Would you repeat each of the lines below exactly?

Record excerpts –
•••

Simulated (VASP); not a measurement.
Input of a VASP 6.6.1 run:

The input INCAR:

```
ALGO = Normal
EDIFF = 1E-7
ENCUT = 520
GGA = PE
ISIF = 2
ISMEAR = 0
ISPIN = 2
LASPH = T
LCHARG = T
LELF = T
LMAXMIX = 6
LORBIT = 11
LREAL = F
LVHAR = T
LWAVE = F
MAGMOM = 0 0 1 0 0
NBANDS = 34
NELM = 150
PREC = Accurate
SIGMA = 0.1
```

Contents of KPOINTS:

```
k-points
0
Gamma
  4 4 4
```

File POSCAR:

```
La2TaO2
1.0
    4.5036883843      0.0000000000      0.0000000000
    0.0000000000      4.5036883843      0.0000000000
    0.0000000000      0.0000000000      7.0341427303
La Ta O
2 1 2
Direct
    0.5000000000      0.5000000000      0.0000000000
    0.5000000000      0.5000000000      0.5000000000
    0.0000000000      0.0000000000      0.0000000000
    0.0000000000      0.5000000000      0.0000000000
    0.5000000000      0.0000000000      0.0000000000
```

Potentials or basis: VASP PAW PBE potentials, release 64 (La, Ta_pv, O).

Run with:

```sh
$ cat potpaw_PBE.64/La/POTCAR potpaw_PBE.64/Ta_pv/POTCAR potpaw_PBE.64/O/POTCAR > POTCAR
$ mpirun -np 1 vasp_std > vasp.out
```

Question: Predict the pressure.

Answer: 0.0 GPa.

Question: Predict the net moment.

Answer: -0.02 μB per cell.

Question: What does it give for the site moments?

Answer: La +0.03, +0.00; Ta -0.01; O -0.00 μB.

•••

Your solution –
Simulated (VASP); not a measurement.
Input of a VASP 6.6.1 run:

The input INCAR:

```
ALGO = Normal
EDIFF = 1E-7
ENCUT = 520
GGA = PE
ISIF = 2
ISMEAR = 0
ISPIN = 2
LASPH = T
LCHARG = T
LELF = T
LMAXMIX = 6
LORBIT = 11
LREAL = F
LVHAR = T
LWAVE = F
MAGMOM = 0 0 1 0 0
NBANDS = 34
NELM = 150
PREC = Accurate
SIGMA = 0.1
```

Contents of KPOINTS:

```
k-points
0
Gamma
  4 4 4
```

File POSCAR:

```
La2TaO2
1.0
    4.5036883843      0.0000000000      0.0000000000
    0.0000000000      4.5036883843      0.0000000000
    0.0000000000      0.0000000000      7.0341427303
La Ta O
2 1 2
Direct
    0.5000000000      0.5000000000      0.0000000000
    0.5000000000      0.5000000000      0.5000000000
    0.0000000000      0.0000000000      0.0000000000
    0.0000000000      0.5000000000      0.0000000000
    0.5000000000      0.0000000000      0.0000000000
```

Potentials or basis: VASP PAW PBE potentials, release 64 (La, Ta_pv, O).

Run with:

```sh
$ cat potpaw_PBE.64/La/POTCAR potpaw_PBE.64/Ta_pv/POTCAR potpaw_PBE.64/O/POTCAR > POTCAR
$ mpirun -np 1 vasp_std > vasp.out
```

Question: Predict the pressure.

Answer: 0.0 GPa.

Question: Predict the net moment.

Answer: -0.02 μB per cell.

Question: What does it give for the site moments?

Answer: La +0.03, +0.00; Ta -0.01; O -0.00 μB.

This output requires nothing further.